Brief — Copy the data exactly from the line that contains "# Constrained moments in EuMn2As2" through the line that contains "The structure is", keeping both end lines and leaving out everything else.

Dataset excerpts —
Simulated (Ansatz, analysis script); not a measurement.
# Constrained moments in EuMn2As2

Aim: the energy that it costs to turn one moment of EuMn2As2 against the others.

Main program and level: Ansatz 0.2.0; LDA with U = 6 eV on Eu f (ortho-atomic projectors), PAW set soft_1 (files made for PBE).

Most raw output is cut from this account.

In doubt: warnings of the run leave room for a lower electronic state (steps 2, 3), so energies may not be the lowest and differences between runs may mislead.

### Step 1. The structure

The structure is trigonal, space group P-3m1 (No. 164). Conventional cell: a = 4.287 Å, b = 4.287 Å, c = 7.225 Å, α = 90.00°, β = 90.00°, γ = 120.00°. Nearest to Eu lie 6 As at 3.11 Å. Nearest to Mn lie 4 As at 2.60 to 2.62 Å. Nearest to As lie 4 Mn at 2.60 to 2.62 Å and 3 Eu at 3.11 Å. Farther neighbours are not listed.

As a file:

Worked solution —
# Constrained moments in EuMn2As2

Aim: the energy that it costs to turn one moment of EuMn2As2 against the others.

Main program and level: Ansatz 0.2.0; LDA with U = 6 eV on Eu f (ortho-atomic projectors), PAW set soft_1 (files made for PBE).

Most raw output is cut from this account.

In doubt: warnings of the run leave room for a lower electronic state (steps 2, 3), so energies may not be the lowest and differences between runs may mislead.

### Step 1. The structure

The structure is trigonal, space group P-3m1 (No. 164). Conventional cell: a = 4.287 Å, b = 4.287 Å, c = 7.225 Å, α = 90.00°, β = 90.00°, γ = 120.00°. Nearest to Eu lie 6 As at 3.11 Å. Nearest to Mn lie 4 As at 2.60 to 2.62 Å. Nearest to As lie 4 Mn at 2.60 to 2.62 Å and 3 Eu at 3.11 Å. Farther neighbours are not listed.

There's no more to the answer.